++++
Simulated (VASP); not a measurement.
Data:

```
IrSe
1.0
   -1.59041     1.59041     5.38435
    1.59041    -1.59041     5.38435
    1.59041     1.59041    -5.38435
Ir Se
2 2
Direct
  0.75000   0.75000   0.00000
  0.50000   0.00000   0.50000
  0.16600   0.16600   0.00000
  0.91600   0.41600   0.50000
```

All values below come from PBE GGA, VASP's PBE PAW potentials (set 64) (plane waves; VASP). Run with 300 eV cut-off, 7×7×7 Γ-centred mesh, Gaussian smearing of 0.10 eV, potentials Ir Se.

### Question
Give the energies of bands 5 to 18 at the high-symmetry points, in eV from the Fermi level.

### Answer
++++

Would you output, unchanged, each line from the start of the records to the line that holds "Give the energies", both included and nothing else?

Simulated (VASP); not a measurement.
Data:

```
IrSe
1.0
   -1.59041     1.59041     5.38435
    1.59041    -1.59041     5.38435
    1.59041     1.59041    -5.38435
Ir Se
2 2
Direct
  0.75000   0.75000   0.00000
  0.50000   0.00000   0.50000
  0.16600   0.16600   0.00000
  0.91600   0.41600   0.50000
```

All values below come from PBE GGA, VASP's PBE PAW potentials (set 64) (plane waves; VASP). Run with 300 eV cut-off, 7×7×7 Γ-centred mesh, Gaussian smearing of 0.10 eV, potentials Ir Se.

### Question
Give the energies of bands 5 to 18 at the high-symmetry points, in eV from the Fermi level.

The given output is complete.